Return the listing in full. Keep every word as it stands.

============================================================
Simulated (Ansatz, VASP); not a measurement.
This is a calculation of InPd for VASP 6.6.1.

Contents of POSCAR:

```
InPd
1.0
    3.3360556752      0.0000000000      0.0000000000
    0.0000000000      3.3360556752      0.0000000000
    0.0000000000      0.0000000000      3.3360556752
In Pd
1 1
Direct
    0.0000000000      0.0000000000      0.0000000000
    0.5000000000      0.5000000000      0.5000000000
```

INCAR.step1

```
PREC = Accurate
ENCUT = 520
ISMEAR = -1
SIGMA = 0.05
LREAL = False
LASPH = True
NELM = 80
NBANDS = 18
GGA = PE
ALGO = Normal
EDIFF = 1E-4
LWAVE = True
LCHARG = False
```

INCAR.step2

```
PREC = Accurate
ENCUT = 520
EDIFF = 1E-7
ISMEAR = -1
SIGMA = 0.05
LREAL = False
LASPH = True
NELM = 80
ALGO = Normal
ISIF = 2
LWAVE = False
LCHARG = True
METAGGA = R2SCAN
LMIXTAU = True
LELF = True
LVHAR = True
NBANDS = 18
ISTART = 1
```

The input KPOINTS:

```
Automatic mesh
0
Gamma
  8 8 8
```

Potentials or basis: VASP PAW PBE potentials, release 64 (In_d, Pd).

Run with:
============================================================

▸ Exercise solution
Simulated (Ansatz, VASP); not a measurement.
This is a calculation of InPd for VASP 6.6.1.

Contents of POSCAR:

```
InPd
1.0
    3.3360556752      0.0000000000      0.0000000000
    0.0000000000      3.3360556752      0.0000000000
    0.0000000000      0.0000000000      3.3360556752
In Pd
1 1
Direct
    0.0000000000      0.0000000000      0.0000000000
    0.5000000000      0.5000000000      0.5000000000
```

INCAR.step1

```
PREC = Accurate
ENCUT = 520
ISMEAR = -1
SIGMA = 0.05
LREAL = False
LASPH = True
NELM = 80
NBANDS = 18
GGA = PE
ALGO = Normal
EDIFF = 1E-4
LWAVE = True
LCHARG = False
```

INCAR.step2

```
PREC = Accurate
ENCUT = 520
EDIFF = 1E-7
ISMEAR = -1
SIGMA = 0.05
LREAL = False
LASPH = True
NELM = 80
ALGO = Normal
ISIF = 2
LWAVE = False
LCHARG = True
METAGGA = R2SCAN
LMIXTAU = True
LELF = True
LVHAR = True
NBANDS = 18
ISTART = 1
```

The input KPOINTS:

```
Automatic mesh
0
Gamma
  8 8 8
```

Potentials or basis: VASP PAW PBE potentials, release 64 (In_d, Pd).

Run with:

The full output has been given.